What is wanted is an exact copy of all the entries.

┄┄┄┄┄┄┄┄┄┄

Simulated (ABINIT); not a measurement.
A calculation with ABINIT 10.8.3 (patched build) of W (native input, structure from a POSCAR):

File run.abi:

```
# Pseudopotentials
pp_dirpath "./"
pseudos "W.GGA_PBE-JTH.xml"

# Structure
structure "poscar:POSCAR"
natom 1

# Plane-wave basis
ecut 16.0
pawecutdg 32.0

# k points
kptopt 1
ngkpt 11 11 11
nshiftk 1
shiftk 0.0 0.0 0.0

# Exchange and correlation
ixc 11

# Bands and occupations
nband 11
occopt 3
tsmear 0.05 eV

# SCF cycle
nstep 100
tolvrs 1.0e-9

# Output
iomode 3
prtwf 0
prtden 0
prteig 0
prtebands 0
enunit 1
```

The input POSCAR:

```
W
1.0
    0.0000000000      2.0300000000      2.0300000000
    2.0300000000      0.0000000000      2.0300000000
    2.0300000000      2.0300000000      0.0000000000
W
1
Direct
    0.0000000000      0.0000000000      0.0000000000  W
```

┄┄┄┄┄┄┄┄┄┄

*Your response:*
Simulated (ABINIT); not a measurement.
A calculation with ABINIT 10.8.3 (patched build) of W (native input, structure from a POSCAR):

File run.abi:

```
# Pseudopotentials
pp_dirpath "./"
pseudos "W.GGA_PBE-JTH.xml"

# Structure
structure "poscar:POSCAR"
natom 1

# Plane-wave basis
ecut 16.0
pawecutdg 32.0

# k points
kptopt 1
ngkpt 11 11 11
nshiftk 1
shiftk 0.0 0.0 0.0

# Exchange and correlation
ixc 11

# Bands and occupations
nband 11
occopt 3
tsmear 0.05 eV

# SCF cycle
nstep 100
tolvrs 1.0e-9

# Output
iomode 3
prtwf 0
prtden 0
prteig 0
prtebands 0
enunit 1
```

The input POSCAR:

```
W
1.0
    0.0000000000      2.0300000000      2.0300000000
    2.0300000000      0.0000000000      2.0300000000
    2.0300000000      2.0300000000      0.0000000000
W
1
Direct
    0.0000000000      0.0000000000      0.0000000000  W
```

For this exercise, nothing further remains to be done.